** WORK TASK **
How do the lines below between the ones holding "equilibrium 4.72e-12) |" and "1148 to 975 K?", inclusive, read? Give them again exactly, with no other lines.

Top of DATA EXCERPTS
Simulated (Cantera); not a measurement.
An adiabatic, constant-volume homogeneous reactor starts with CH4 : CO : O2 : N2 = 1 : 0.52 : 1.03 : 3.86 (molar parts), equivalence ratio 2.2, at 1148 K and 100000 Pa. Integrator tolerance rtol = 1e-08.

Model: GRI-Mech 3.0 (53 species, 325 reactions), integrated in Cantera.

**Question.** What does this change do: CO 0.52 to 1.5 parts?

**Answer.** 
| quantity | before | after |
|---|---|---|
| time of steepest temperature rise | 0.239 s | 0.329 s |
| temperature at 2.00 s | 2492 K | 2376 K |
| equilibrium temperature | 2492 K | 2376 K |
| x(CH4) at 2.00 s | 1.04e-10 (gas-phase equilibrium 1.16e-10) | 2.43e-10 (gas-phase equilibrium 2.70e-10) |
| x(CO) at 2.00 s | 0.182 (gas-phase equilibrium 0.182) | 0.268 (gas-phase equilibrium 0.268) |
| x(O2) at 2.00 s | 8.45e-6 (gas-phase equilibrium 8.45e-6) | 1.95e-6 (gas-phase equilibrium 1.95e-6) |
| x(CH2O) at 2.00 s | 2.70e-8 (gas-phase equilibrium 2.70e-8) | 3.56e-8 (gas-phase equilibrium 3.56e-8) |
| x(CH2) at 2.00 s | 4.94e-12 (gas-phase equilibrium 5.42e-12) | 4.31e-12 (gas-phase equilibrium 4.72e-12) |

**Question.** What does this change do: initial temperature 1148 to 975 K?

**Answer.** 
Bottom of DATA EXCERPTS

** EXERCISE RESPONSE **
| x(CH2) at 2.00 s | 4.94e-12 (gas-phase equilibrium 5.42e-12) | 4.31e-12 (gas-phase equilibrium 4.72e-12) |

**Question.** What does this change do: initial temperature 1148 to 975 K?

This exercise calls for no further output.